Assignment ->
Please repeat the records exactly from their first line, finishing at the line containing "Change from the" and including it.

———

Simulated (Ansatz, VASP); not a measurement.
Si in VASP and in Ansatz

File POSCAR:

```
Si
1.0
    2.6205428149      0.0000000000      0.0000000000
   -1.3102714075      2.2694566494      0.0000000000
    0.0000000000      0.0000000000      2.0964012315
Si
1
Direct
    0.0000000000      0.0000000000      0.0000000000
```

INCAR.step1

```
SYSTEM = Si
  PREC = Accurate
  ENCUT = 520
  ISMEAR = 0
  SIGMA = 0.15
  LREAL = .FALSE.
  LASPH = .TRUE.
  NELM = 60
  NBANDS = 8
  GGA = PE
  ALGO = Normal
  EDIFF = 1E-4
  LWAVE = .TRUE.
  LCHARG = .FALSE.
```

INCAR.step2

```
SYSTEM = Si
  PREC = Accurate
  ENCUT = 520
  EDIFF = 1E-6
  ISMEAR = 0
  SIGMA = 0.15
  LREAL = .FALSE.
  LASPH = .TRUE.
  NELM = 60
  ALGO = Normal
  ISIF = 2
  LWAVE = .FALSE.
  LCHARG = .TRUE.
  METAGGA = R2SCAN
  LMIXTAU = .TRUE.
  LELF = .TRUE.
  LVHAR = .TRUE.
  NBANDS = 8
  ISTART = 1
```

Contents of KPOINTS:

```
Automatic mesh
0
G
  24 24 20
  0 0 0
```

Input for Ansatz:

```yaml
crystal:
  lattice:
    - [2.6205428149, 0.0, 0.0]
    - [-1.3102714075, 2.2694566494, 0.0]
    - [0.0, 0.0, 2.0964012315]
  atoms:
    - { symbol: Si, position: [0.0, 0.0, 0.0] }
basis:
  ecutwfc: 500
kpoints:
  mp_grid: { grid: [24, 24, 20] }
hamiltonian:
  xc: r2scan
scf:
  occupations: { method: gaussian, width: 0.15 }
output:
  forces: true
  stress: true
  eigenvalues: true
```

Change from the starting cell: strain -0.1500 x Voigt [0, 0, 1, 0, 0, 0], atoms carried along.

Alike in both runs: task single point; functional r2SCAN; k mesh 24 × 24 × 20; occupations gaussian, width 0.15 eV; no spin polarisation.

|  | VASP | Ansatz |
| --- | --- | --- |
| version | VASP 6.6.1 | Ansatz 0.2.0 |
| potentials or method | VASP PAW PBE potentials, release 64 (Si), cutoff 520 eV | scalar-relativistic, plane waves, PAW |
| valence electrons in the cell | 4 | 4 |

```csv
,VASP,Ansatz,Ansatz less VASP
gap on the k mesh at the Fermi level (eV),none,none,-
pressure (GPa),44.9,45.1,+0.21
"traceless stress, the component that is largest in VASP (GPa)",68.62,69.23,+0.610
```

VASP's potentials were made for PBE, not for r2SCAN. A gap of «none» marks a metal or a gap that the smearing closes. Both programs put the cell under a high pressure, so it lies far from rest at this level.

———

Written solution ->
Simulated (Ansatz, VASP); not a measurement.
Si in VASP and in Ansatz

File POSCAR:

```
Si
1.0
    2.6205428149      0.0000000000      0.0000000000
   -1.3102714075      2.2694566494      0.0000000000
    0.0000000000      0.0000000000      2.0964012315
Si
1
Direct
    0.0000000000      0.0000000000      0.0000000000
```

INCAR.step1

```
SYSTEM = Si
  PREC = Accurate
  ENCUT = 520
  ISMEAR = 0
  SIGMA = 0.15
  LREAL = .FALSE.
  LASPH = .TRUE.
  NELM = 60
  NBANDS = 8
  GGA = PE
  ALGO = Normal
  EDIFF = 1E-4
  LWAVE = .TRUE.
  LCHARG = .FALSE.
```

INCAR.step2

```
SYSTEM = Si
  PREC = Accurate
  ENCUT = 520
  EDIFF = 1E-6
  ISMEAR = 0
  SIGMA = 0.15
  LREAL = .FALSE.
  LASPH = .TRUE.
  NELM = 60
  ALGO = Normal
  ISIF = 2
  LWAVE = .FALSE.
  LCHARG = .TRUE.
  METAGGA = R2SCAN
  LMIXTAU = .TRUE.
  LELF = .TRUE.
  LVHAR = .TRUE.
  NBANDS = 8
  ISTART = 1
```

Contents of KPOINTS:

```
Automatic mesh
0
G
  24 24 20
  0 0 0
```

Input for Ansatz:

```yaml
crystal:
  lattice:
    - [2.6205428149, 0.0, 0.0]
    - [-1.3102714075, 2.2694566494, 0.0]
    - [0.0, 0.0, 2.0964012315]
  atoms:
    - { symbol: Si, position: [0.0, 0.0, 0.0] }
basis:
  ecutwfc: 500
kpoints:
  mp_grid: { grid: [24, 24, 20] }
hamiltonian:
  xc: r2scan
scf:
  occupations: { method: gaussian, width: 0.15 }
output:
  forces: true
  stress: true
  eigenvalues: true
```

Change from the starting cell: strain -0.1500 x Voigt [0, 0, 1, 0, 0, 0], atoms carried along.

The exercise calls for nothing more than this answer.